— WORK ITEM —
A single stretch of the material below is to be transcribed exactly, starting at the line with "Quantity | Value |" and ending after the line with "Problem. The run".

— DATA LISTING —
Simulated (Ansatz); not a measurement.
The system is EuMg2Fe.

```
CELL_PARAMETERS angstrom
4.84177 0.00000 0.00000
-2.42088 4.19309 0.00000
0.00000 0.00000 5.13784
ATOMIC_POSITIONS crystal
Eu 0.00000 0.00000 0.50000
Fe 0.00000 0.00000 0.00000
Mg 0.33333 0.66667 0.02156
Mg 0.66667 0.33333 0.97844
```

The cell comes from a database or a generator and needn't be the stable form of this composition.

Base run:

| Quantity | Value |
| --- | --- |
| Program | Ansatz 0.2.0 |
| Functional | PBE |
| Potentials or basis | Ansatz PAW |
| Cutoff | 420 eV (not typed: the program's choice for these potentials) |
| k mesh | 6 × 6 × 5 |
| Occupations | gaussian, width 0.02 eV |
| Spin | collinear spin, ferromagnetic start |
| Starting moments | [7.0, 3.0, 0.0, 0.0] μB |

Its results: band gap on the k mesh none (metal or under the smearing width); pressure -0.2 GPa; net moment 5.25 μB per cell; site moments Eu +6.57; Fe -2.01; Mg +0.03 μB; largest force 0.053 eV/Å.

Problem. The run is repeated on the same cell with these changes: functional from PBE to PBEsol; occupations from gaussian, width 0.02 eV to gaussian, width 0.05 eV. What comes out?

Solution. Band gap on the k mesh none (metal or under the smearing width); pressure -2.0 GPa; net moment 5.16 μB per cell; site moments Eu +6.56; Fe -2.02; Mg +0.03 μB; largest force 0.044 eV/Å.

— PROBLEM SOLUTION —
| Quantity | Value |
| --- | --- |
| Program | Ansatz 0.2.0 |
| Functional | PBE |
| Potentials or basis | Ansatz PAW |
| Cutoff | 420 eV (not typed: the program's choice for these potentials) |
| k mesh | 6 × 6 × 5 |
| Occupations | gaussian, width 0.02 eV |
| Spin | collinear spin, ferromagnetic start |
| Starting moments | [7.0, 3.0, 0.0, 0.0] μB |

Its results: band gap on the k mesh none (metal or under the smearing width); pressure -0.2 GPa; net moment 5.25 μB per cell; site moments Eu +6.57; Fe -2.01; Mg +0.03 μB; largest force 0.053 eV/Å.

Problem. The run is repeated on the same cell with these changes: functional from PBE to PBEsol; occupations from gaussian, width 0.02 eV to gaussian, width 0.05 eV. What comes out?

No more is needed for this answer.